RECORD EXTRACTS —
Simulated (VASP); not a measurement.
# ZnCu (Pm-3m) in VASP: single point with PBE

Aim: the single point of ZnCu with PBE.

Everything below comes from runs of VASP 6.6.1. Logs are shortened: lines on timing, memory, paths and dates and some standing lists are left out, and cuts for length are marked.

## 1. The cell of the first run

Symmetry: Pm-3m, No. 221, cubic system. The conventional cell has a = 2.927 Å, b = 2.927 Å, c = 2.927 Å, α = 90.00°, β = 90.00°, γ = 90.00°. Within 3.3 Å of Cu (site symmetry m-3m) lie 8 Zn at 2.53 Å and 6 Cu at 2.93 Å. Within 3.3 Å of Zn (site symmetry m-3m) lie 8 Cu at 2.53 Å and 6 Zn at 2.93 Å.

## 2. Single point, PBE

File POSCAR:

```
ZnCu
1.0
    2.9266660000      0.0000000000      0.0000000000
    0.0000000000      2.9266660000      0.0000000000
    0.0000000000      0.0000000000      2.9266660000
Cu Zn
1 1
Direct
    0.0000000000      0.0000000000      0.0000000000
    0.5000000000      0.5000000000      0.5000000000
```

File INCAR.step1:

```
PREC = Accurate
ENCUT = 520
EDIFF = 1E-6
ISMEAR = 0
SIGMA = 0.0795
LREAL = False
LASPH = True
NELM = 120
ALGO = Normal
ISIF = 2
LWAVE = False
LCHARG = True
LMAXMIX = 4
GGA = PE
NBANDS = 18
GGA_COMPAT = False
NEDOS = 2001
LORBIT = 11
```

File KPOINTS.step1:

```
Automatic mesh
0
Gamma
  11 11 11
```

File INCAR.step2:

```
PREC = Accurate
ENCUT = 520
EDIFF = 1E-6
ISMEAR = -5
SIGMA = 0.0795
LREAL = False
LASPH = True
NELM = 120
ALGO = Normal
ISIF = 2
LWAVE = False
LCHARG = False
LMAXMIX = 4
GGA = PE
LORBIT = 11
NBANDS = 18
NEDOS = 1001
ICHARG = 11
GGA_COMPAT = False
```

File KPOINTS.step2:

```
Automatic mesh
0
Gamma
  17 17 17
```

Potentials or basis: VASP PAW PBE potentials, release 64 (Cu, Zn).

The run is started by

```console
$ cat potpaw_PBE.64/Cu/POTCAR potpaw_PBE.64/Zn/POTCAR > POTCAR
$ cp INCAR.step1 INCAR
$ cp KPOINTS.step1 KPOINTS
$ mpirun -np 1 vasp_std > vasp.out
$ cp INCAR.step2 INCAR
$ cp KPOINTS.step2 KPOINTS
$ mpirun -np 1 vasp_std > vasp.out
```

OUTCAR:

WORK TASK — Produce only the lines from the line containing "## 2. Single point, PBE" through the line containing "Potentials or basis: VASP", inclusive of both, exactly as they stand in the entries above.

ANSWER AREA —
## 2. Single point, PBE

File POSCAR:

```
ZnCu
1.0
    2.9266660000      0.0000000000      0.0000000000
    0.0000000000      2.9266660000      0.0000000000
    0.0000000000      0.0000000000      2.9266660000
Cu Zn
1 1
Direct
    0.0000000000      0.0000000000      0.0000000000
    0.5000000000      0.5000000000      0.5000000000
```

File INCAR.step1:

```
PREC = Accurate
ENCUT = 520
EDIFF = 1E-6
ISMEAR = 0
SIGMA = 0.0795
LREAL = False
LASPH = True
NELM = 120
ALGO = Normal
ISIF = 2
LWAVE = False
LCHARG = True
LMAXMIX = 4
GGA = PE
NBANDS = 18
GGA_COMPAT = False
NEDOS = 2001
LORBIT = 11
```

File KPOINTS.step1:

```
Automatic mesh
0
Gamma
  11 11 11
```

File INCAR.step2:

```
PREC = Accurate
ENCUT = 520
EDIFF = 1E-6
ISMEAR = -5
SIGMA = 0.0795
LREAL = False
LASPH = True
NELM = 120
ALGO = Normal
ISIF = 2
LWAVE = False
LCHARG = False
LMAXMIX = 4
GGA = PE
LORBIT = 11
NBANDS = 18
NEDOS = 1001
ICHARG = 11
GGA_COMPAT = False
```

File KPOINTS.step2:

```
Automatic mesh
0
Gamma
  17 17 17
```

Potentials or basis: VASP PAW PBE potentials, release 64 (Cu, Zn).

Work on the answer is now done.